(Dataset):
+-------+
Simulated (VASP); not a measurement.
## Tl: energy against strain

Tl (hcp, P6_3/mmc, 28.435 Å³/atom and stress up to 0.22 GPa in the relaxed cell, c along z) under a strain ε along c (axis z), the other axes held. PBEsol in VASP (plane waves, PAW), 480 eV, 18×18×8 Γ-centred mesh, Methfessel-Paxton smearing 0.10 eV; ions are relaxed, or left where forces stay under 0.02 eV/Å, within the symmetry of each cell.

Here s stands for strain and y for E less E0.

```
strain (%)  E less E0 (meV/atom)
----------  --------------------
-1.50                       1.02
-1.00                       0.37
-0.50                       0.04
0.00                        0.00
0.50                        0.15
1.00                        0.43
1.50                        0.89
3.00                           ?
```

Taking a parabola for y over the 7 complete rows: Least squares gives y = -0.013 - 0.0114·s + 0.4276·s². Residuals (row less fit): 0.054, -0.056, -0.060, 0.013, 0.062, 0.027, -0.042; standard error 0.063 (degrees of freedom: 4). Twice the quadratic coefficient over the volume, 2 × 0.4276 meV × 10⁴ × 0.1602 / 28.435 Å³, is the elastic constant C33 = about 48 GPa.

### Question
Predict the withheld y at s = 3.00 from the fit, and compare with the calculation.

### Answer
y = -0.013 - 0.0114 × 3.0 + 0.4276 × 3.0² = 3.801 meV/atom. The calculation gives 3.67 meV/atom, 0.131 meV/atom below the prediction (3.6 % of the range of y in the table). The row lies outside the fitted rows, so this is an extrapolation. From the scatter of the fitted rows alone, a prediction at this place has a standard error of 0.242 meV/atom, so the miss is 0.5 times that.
+-------+

(Work item): The reply should hold only the lines from the first line of the listing above through the line with "## Tl: energy against strain", each copied exactly.

(Task response):
Simulated (VASP); not a measurement.
## Tl: energy against strain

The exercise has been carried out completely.